◆ **WORK INSTRUCTION**:
For this exercise, set down all the records exactly as given.

(DATASET EXCERPTS)

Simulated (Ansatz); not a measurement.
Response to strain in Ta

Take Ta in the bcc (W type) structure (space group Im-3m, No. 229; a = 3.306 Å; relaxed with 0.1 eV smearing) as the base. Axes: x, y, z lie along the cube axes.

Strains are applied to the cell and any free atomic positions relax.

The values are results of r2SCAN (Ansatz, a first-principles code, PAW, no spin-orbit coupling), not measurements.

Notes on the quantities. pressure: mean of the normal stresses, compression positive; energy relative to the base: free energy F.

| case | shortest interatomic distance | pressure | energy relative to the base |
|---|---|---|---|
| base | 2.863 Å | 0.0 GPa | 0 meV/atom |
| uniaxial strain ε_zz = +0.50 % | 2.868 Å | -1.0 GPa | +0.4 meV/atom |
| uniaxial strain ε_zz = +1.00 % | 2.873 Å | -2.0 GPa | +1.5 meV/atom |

(End DATASET EXCERPTS)

◆ **WRITTEN SOLUTION**:
Simulated (Ansatz); not a measurement.
Response to strain in Ta

Take Ta in the bcc (W type) structure (space group Im-3m, No. 229; a = 3.306 Å; relaxed with 0.1 eV smearing) as the base. Axes: x, y, z lie along the cube axes.

Strains are applied to the cell and any free atomic positions relax.

The values are results of r2SCAN (Ansatz, a first-principles code, PAW, no spin-orbit coupling), not measurements.

Notes on the quantities. pressure: mean of the normal stresses, compression positive; energy relative to the base: free energy F.

| case | shortest interatomic distance | pressure | energy relative to the base |
|---|---|---|---|
| base | 2.863 Å | 0.0 GPa | 0 meV/atom |
| uniaxial strain ε_zz = +0.50 % | 2.868 Å | -1.0 GPa | +0.4 meV/atom |
| uniaxial strain ε_zz = +1.00 % | 2.873 Å | -2.0 GPa | +1.5 meV/atom |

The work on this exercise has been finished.